=== Action item ===
Please retype the listing below without a single change.

***

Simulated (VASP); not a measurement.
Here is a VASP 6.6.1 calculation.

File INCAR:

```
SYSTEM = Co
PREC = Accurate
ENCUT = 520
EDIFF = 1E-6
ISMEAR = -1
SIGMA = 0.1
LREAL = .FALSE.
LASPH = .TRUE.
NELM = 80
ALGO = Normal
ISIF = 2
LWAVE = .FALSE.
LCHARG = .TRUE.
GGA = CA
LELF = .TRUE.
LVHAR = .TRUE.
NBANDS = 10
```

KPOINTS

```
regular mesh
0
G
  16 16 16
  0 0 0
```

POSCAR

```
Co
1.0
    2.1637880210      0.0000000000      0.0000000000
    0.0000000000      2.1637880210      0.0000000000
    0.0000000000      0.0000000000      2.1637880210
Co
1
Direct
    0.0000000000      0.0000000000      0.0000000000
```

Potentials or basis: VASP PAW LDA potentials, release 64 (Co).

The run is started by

***

=== Exercise response ===
Simulated (VASP); not a measurement.
Here is a VASP 6.6.1 calculation.

File INCAR:

```
SYSTEM = Co
PREC = Accurate
ENCUT = 520
EDIFF = 1E-6
ISMEAR = -1
SIGMA = 0.1
LREAL = .FALSE.
LASPH = .TRUE.
NELM = 80
ALGO = Normal
ISIF = 2
LWAVE = .FALSE.
LCHARG = .TRUE.
GGA = CA
LELF = .TRUE.
LVHAR = .TRUE.
NBANDS = 10
```

KPOINTS

```
regular mesh
0
G
  16 16 16
  0 0 0
```

POSCAR

```
Co
1.0
    2.1637880210      0.0000000000      0.0000000000
    0.0000000000      2.1637880210      0.0000000000
    0.0000000000      0.0000000000      2.1637880210
Co
1
Direct
    0.0000000000      0.0000000000      0.0000000000
```

Potentials or basis: VASP PAW LDA potentials, release 64 (Co).

The run is started by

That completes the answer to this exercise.